Assignment: Find the line with "Values from CoolProp's" and the line with "It boils at 313.3 K under 1 atm." in the entries below; output exactly those two lines, every line between them, and no others.

——

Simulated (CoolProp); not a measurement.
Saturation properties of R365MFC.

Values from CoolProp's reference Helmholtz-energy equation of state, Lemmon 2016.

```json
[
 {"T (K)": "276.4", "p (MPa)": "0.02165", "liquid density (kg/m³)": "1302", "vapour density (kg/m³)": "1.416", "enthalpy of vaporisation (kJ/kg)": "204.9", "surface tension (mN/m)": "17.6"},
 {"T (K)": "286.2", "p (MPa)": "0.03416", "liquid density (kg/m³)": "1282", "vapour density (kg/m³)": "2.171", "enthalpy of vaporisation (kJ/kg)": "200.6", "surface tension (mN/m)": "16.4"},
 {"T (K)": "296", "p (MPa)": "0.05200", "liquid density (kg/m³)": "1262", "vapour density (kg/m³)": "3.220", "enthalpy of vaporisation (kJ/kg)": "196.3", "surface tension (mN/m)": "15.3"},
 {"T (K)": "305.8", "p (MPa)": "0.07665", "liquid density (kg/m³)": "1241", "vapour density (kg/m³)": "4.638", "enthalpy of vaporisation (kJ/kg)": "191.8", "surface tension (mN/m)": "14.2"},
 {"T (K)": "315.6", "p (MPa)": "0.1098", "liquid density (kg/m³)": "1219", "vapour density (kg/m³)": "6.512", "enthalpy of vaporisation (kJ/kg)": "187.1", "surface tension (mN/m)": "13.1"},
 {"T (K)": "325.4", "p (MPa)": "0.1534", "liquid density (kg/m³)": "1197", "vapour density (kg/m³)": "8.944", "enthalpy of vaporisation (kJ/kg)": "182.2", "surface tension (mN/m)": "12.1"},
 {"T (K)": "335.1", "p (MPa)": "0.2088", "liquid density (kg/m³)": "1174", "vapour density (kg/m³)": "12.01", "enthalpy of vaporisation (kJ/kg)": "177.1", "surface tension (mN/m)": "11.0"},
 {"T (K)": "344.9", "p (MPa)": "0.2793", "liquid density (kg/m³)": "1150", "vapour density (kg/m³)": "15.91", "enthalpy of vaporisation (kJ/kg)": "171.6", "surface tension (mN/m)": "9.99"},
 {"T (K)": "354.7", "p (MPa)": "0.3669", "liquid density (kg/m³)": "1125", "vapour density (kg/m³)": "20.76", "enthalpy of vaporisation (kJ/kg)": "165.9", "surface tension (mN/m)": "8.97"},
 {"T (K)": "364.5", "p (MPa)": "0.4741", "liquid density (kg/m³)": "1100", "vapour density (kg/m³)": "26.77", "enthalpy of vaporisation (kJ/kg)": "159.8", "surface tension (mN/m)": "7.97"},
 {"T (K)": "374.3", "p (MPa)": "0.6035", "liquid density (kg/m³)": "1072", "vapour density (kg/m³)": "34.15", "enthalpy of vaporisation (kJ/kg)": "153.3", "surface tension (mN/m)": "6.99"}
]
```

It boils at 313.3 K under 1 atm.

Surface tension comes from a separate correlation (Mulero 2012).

——

Answer box:
Values from CoolProp's reference Helmholtz-energy equation of state, Lemmon 2016.

```json
[
 {"T (K)": "276.4", "p (MPa)": "0.02165", "liquid density (kg/m³)": "1302", "vapour density (kg/m³)": "1.416", "enthalpy of vaporisation (kJ/kg)": "204.9", "surface tension (mN/m)": "17.6"},
 {"T (K)": "286.2", "p (MPa)": "0.03416", "liquid density (kg/m³)": "1282", "vapour density (kg/m³)": "2.171", "enthalpy of vaporisation (kJ/kg)": "200.6", "surface tension (mN/m)": "16.4"},
 {"T (K)": "296", "p (MPa)": "0.05200", "liquid density (kg/m³)": "1262", "vapour density (kg/m³)": "3.220", "enthalpy of vaporisation (kJ/kg)": "196.3", "surface tension (mN/m)": "15.3"},
 {"T (K)": "305.8", "p (MPa)": "0.07665", "liquid density (kg/m³)": "1241", "vapour density (kg/m³)": "4.638", "enthalpy of vaporisation (kJ/kg)": "191.8", "surface tension (mN/m)": "14.2"},
 {"T (K)": "315.6", "p (MPa)": "0.1098", "liquid density (kg/m³)": "1219", "vapour density (kg/m³)": "6.512", "enthalpy of vaporisation (kJ/kg)": "187.1", "surface tension (mN/m)": "13.1"},
 {"T (K)": "325.4", "p (MPa)": "0.1534", "liquid density (kg/m³)": "1197", "vapour density (kg/m³)": "8.944", "enthalpy of vaporisation (kJ/kg)": "182.2", "surface tension (mN/m)": "12.1"},
 {"T (K)": "335.1", "p (MPa)": "0.2088", "liquid density (kg/m³)": "1174", "vapour density (kg/m³)": "12.01", "enthalpy of vaporisation (kJ/kg)": "177.1", "surface tension (mN/m)": "11.0"},
 {"T (K)": "344.9", "p (MPa)": "0.2793", "liquid density (kg/m³)": "1150", "vapour density (kg/m³)": "15.91", "enthalpy of vaporisation (kJ/kg)": "171.6", "surface tension (mN/m)": "9.99"},
 {"T (K)": "354.7", "p (MPa)": "0.3669", "liquid density (kg/m³)": "1125", "vapour density (kg/m³)": "20.76", "enthalpy of vaporisation (kJ/kg)": "165.9", "surface tension (mN/m)": "8.97"},
 {"T (K)": "364.5", "p (MPa)": "0.4741", "liquid density (kg/m³)": "1100", "vapour density (kg/m³)": "26.77", "enthalpy of vaporisation (kJ/kg)": "159.8", "surface tension (mN/m)": "7.97"},
 {"T (K)": "374.3", "p (MPa)": "0.6035", "liquid density (kg/m³)": "1072", "vapour density (kg/m³)": "34.15", "enthalpy of vaporisation (kJ/kg)": "153.3", "surface tension (mN/m)": "6.99"}
]
```

It boils at 313.3 K under 1 atm.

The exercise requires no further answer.